▬▬▬

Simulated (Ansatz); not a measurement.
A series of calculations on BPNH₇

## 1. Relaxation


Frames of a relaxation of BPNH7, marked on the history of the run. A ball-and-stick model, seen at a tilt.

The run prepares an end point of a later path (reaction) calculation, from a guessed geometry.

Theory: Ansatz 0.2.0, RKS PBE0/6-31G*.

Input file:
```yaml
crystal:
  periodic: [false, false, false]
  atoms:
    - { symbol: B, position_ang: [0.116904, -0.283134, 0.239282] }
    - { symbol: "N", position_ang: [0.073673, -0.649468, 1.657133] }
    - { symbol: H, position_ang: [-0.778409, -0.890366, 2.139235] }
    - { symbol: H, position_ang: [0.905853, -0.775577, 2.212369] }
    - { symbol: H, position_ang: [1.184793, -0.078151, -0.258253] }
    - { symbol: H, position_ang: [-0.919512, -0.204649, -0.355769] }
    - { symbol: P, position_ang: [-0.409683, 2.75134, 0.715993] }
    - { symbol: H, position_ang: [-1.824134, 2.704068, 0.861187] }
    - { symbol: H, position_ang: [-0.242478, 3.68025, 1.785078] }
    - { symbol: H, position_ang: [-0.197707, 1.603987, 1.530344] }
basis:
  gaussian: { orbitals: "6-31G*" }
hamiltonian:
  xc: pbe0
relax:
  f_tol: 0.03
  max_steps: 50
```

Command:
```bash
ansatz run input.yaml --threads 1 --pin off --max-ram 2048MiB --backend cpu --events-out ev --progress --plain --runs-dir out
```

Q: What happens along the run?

▬▬▬

BRIEF
What is needed is an exact restatement of every record above.

EXERCISE ANSWER
Simulated (Ansatz); not a measurement.
A series of calculations on BPNH₇

## 1. Relaxation


Frames of a relaxation of BPNH7, marked on the history of the run. A ball-and-stick model, seen at a tilt.

The run prepares an end point of a later path (reaction) calculation, from a guessed geometry.

Theory: Ansatz 0.2.0, RKS PBE0/6-31G*.

Input file:
```yaml
crystal:
  periodic: [false, false, false]
  atoms:
    - { symbol: B, position_ang: [0.116904, -0.283134, 0.239282] }
    - { symbol: "N", position_ang: [0.073673, -0.649468, 1.657133] }
    - { symbol: H, position_ang: [-0.778409, -0.890366, 2.139235] }
    - { symbol: H, position_ang: [0.905853, -0.775577, 2.212369] }
    - { symbol: H, position_ang: [1.184793, -0.078151, -0.258253] }
    - { symbol: H, position_ang: [-0.919512, -0.204649, -0.355769] }
    - { symbol: P, position_ang: [-0.409683, 2.75134, 0.715993] }
    - { symbol: H, position_ang: [-1.824134, 2.704068, 0.861187] }
    - { symbol: H, position_ang: [-0.242478, 3.68025, 1.785078] }
    - { symbol: H, position_ang: [-0.197707, 1.603987, 1.530344] }
basis:
  gaussian: { orbitals: "6-31G*" }
hamiltonian:
  xc: pbe0
relax:
  f_tol: 0.03
  max_steps: 50
```

Command:
```bash
ansatz run input.yaml --threads 1 --pin off --max-ram 2048MiB --backend cpu --events-out ev --progress --plain --runs-dir out
```

Q: What happens along the run?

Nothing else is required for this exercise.